## INFORMATION
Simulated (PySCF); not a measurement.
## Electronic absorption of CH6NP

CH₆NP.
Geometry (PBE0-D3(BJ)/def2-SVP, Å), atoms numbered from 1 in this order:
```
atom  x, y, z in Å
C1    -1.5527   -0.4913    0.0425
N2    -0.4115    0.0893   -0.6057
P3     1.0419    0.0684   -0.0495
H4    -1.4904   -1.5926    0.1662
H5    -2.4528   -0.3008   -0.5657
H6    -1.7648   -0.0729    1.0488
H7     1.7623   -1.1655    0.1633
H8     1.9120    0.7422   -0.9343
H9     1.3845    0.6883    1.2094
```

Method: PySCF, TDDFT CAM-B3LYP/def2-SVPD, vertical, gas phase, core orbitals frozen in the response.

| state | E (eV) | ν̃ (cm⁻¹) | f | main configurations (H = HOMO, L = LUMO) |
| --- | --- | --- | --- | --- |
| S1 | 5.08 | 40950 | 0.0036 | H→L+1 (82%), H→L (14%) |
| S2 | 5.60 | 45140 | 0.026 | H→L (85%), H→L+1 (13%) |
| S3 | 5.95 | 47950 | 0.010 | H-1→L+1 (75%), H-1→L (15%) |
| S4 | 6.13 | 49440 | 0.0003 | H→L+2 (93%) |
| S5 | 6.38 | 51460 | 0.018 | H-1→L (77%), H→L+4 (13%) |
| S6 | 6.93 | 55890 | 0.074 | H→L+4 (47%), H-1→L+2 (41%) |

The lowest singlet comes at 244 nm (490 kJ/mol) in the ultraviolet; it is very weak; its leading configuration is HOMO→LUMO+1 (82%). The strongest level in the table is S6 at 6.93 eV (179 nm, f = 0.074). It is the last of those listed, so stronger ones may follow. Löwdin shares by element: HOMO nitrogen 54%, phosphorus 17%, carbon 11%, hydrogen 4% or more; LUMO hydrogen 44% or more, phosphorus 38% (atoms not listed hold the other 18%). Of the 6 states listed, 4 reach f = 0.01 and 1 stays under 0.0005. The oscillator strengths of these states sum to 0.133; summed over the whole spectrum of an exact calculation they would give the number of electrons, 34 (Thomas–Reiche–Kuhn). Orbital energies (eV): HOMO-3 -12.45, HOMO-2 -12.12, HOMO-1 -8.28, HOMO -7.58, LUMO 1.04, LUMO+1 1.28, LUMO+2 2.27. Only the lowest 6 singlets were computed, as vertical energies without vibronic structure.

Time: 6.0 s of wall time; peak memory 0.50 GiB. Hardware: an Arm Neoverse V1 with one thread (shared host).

## WORK INSTRUCTION
What do the lines above say from the one containing "H→L+1 (13%) |" down to the one containing "H-1→L+2 (41%) |"? Return them exactly, both end lines included, and only them.

## EXERCISE RESPONSE
| S2 | 5.60 | 45140 | 0.026 | H→L (85%), H→L+1 (13%) |
| S3 | 5.95 | 47950 | 0.010 | H-1→L+1 (75%), H-1→L (15%) |
| S4 | 6.13 | 49440 | 0.0003 | H→L+2 (93%) |
| S5 | 6.38 | 51460 | 0.018 | H-1→L (77%), H→L+4 (13%) |
| S6 | 6.93 | 55890 | 0.074 | H→L+4 (47%), H-1→L+2 (41%) |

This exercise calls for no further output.